◆ Work item
Transcribe each entry shown below with no difference from the original.

[[ Given records, beginning ]]

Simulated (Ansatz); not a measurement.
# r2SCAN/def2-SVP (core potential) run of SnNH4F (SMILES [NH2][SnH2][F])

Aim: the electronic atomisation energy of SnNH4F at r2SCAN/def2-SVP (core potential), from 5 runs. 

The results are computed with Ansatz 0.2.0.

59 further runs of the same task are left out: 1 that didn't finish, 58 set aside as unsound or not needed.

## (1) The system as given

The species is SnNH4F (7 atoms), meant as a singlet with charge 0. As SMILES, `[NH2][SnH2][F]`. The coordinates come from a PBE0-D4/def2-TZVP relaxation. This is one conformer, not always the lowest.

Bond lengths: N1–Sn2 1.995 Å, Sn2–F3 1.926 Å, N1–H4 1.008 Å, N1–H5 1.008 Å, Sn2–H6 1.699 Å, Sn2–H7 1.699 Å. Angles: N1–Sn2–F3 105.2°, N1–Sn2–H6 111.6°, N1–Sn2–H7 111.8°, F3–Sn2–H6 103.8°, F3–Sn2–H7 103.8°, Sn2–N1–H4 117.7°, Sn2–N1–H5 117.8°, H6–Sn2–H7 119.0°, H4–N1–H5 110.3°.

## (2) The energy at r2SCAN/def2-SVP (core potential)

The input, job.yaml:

[[ Given records, end ]]

◆ Exercise result
Simulated (Ansatz); not a measurement.
# r2SCAN/def2-SVP (core potential) run of SnNH4F (SMILES [NH2][SnH2][F])

Aim: the electronic atomisation energy of SnNH4F at r2SCAN/def2-SVP (core potential), from 5 runs. 

The results are computed with Ansatz 0.2.0.

59 further runs of the same task are left out: 1 that didn't finish, 58 set aside as unsound or not needed.

## (1) The system as given

The species is SnNH4F (7 atoms), meant as a singlet with charge 0. As SMILES, `[NH2][SnH2][F]`. The coordinates come from a PBE0-D4/def2-TZVP relaxation. This is one conformer, not always the lowest.

Bond lengths: N1–Sn2 1.995 Å, Sn2–F3 1.926 Å, N1–H4 1.008 Å, N1–H5 1.008 Å, Sn2–H6 1.699 Å, Sn2–H7 1.699 Å. Angles: N1–Sn2–F3 105.2°, N1–Sn2–H6 111.6°, N1–Sn2–H7 111.8°, F3–Sn2–H6 103.8°, F3–Sn2–H7 103.8°, Sn2–N1–H4 117.7°, Sn2–N1–H5 117.8°, H6–Sn2–H7 119.0°, H4–N1–H5 110.3°.

## (2) The energy at r2SCAN/def2-SVP (core potential)

The input, job.yaml:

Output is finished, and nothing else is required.